◇ ◇ ◇ ◇
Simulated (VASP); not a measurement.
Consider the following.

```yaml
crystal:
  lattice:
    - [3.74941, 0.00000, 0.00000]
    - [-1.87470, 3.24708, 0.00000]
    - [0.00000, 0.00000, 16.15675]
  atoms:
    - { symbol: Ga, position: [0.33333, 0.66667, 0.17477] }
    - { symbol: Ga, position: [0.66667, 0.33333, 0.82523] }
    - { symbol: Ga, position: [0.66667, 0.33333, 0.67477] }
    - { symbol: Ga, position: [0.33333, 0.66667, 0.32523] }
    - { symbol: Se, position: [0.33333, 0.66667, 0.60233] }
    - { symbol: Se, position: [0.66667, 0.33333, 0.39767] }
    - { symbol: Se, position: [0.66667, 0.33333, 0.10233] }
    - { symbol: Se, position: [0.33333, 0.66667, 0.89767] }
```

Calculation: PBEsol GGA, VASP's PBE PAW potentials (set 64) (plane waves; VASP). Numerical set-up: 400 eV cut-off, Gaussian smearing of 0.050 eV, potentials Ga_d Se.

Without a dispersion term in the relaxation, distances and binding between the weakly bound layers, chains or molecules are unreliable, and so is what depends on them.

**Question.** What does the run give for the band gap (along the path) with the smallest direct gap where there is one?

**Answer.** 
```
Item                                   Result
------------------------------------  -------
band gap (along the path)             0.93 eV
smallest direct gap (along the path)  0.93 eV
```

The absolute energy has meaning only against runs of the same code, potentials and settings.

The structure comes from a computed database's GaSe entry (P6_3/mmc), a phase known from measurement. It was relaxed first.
◇ ◇ ◇ ◇

**Work instruction:** From the entries above, extract only the lines running from the one containing "Without a dispersion" through the one containing "The absolute energy", inclusive.

**Written answer:**
Without a dispersion term in the relaxation, distances and binding between the weakly bound layers, chains or molecules are unreliable, and so is what depends on them.

**Question.** What does the run give for the band gap (along the path) with the smallest direct gap where there is one?

**Answer.** 
```
Item                                   Result
------------------------------------  -------
band gap (along the path)             0.93 eV
smallest direct gap (along the path)  0.93 eV
```

The absolute energy has meaning only against runs of the same code, potentials and settings.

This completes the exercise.